Exactly reproduce the data from its first line through the line with "- S11 = (C11", leaving out every line after it.

====== DATASET RECORDS

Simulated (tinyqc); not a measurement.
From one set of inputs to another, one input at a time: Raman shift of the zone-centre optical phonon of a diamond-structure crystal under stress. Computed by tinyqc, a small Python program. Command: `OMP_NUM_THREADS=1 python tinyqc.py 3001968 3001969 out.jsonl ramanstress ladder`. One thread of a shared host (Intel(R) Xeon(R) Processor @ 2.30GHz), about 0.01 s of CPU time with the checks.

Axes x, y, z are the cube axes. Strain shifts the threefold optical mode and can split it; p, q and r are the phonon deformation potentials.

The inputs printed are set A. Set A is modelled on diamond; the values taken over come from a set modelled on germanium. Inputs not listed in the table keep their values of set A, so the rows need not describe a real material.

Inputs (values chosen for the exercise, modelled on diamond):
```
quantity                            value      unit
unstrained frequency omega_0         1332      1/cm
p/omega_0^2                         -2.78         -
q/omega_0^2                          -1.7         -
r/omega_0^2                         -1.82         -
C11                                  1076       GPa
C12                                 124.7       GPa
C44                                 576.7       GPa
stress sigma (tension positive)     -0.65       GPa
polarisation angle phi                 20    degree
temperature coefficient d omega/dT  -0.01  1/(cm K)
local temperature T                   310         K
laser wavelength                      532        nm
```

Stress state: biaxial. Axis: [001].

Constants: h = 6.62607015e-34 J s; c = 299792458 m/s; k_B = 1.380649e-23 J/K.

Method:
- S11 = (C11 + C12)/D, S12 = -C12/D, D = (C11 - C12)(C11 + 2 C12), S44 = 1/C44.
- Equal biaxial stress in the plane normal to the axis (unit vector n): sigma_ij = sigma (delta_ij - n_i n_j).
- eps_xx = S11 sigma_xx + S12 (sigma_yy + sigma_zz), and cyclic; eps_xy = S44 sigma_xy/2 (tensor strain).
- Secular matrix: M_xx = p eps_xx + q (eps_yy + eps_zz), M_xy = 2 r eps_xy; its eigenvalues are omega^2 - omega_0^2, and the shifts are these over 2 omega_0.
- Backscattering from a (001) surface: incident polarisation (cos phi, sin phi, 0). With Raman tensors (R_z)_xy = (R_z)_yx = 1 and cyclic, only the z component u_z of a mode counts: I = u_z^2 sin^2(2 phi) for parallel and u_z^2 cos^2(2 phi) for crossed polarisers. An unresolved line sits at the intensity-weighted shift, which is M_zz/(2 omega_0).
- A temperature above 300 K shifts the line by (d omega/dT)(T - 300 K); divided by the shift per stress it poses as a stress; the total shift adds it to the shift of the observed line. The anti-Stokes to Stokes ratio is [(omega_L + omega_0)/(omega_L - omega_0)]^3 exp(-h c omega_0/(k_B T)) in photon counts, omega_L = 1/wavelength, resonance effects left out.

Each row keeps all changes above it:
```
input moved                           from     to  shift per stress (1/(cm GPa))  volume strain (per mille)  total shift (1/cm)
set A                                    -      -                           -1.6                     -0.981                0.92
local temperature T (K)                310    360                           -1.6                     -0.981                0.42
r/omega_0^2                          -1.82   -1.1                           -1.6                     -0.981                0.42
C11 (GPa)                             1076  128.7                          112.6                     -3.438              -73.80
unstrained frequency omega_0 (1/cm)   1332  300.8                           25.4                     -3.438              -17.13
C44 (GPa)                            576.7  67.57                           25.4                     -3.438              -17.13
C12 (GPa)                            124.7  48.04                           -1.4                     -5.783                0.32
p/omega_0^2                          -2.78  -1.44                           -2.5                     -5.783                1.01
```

============

> **WORKED SOLUTION**
Simulated (tinyqc); not a measurement.
From one set of inputs to another, one input at a time: Raman shift of the zone-centre optical phonon of a diamond-structure crystal under stress. Computed by tinyqc, a small Python program. Command: `OMP_NUM_THREADS=1 python tinyqc.py 3001968 3001969 out.jsonl ramanstress ladder`. One thread of a shared host (Intel(R) Xeon(R) Processor @ 2.30GHz), about 0.01 s of CPU time with the checks.

Axes x, y, z are the cube axes. Strain shifts the threefold optical mode and can split it; p, q and r are the phonon deformation potentials.

The inputs printed are set A. Set A is modelled on diamond; the values taken over come from a set modelled on germanium. Inputs not listed in the table keep their values of set A, so the rows need not describe a real material.

Inputs (values chosen for the exercise, modelled on diamond):
```
quantity                            value      unit
unstrained frequency omega_0         1332      1/cm
p/omega_0^2                         -2.78         -
q/omega_0^2                          -1.7         -
r/omega_0^2                         -1.82         -
C11                                  1076       GPa
C12                                 124.7       GPa
C44                                 576.7       GPa
stress sigma (tension positive)     -0.65       GPa
polarisation angle phi                 20    degree
temperature coefficient d omega/dT  -0.01  1/(cm K)
local temperature T                   310         K
laser wavelength                      532        nm
```

Stress state: biaxial. Axis: [001].

Constants: h = 6.62607015e-34 J s; c = 299792458 m/s; k_B = 1.380649e-23 J/K.

Method:
- S11 = (C11 + C12)/D, S12 = -C12/D, D = (C11 - C12)(C11 + 2 C12), S44 = 1/C44.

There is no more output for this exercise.